.....

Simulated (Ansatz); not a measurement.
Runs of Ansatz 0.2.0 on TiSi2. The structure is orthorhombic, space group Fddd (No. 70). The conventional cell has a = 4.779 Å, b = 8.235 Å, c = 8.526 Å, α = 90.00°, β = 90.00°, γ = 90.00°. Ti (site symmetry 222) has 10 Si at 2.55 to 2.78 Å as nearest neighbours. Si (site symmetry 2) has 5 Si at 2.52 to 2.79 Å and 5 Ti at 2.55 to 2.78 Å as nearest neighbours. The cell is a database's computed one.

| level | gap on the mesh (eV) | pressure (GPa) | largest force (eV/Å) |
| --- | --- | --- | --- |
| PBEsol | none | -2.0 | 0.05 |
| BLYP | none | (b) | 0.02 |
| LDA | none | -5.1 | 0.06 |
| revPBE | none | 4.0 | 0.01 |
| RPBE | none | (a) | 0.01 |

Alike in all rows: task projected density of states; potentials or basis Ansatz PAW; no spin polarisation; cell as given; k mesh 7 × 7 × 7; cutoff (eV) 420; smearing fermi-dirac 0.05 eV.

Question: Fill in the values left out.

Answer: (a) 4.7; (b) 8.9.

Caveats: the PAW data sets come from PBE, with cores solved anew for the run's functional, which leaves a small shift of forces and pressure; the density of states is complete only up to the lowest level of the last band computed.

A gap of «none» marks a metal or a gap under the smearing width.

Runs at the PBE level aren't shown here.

.....

▶ [Work item] Your task is to restate, word for word, only those lines above that fall between the line holding "none | (a) | 0.01 |" and the line holding "the smearing width.", inclusive.

▶ [Answer area]
| RPBE | none | (a) | 0.01 |

Alike in all rows: task projected density of states; potentials or basis Ansatz PAW; no spin polarisation; cell as given; k mesh 7 × 7 × 7; cutoff (eV) 420; smearing fermi-dirac 0.05 eV.

Question: Fill in the values left out.

Answer: (a) 4.7; (b) 8.9.

Caveats: the PAW data sets come from PBE, with cores solved anew for the run's functional, which leaves a small shift of forces and pressure; the density of states is complete only up to the lowest level of the last band computed.

A gap of «none» marks a metal or a gap under the smearing width.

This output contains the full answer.